▶ [Exercise]: Every line in the listing below from the one with "by charge state**" through the one with "## 1. Starting point" is to be reproduced exactly, both ends included; leave out the rest.

··········

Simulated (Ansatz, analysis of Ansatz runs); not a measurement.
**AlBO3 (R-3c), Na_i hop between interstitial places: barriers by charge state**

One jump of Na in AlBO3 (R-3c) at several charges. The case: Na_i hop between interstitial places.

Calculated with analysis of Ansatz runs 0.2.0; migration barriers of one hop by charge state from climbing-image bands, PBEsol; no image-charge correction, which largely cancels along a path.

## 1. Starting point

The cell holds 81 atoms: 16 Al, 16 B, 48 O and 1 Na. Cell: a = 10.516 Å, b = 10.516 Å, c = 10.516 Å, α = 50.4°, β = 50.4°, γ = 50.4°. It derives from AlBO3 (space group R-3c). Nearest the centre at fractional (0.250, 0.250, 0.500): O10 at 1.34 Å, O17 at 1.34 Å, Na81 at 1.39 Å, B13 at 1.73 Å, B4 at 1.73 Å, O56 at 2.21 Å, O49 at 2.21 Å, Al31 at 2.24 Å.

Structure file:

··········

▶ [Written reply]:
**AlBO3 (R-3c), Na_i hop between interstitial places: barriers by charge state**

One jump of Na in AlBO3 (R-3c) at several charges. The case: Na_i hop between interstitial places.

Calculated with analysis of Ansatz runs 0.2.0; migration barriers of one hop by charge state from climbing-image bands, PBEsol; no image-charge correction, which largely cancels along a path.

## 1. Starting point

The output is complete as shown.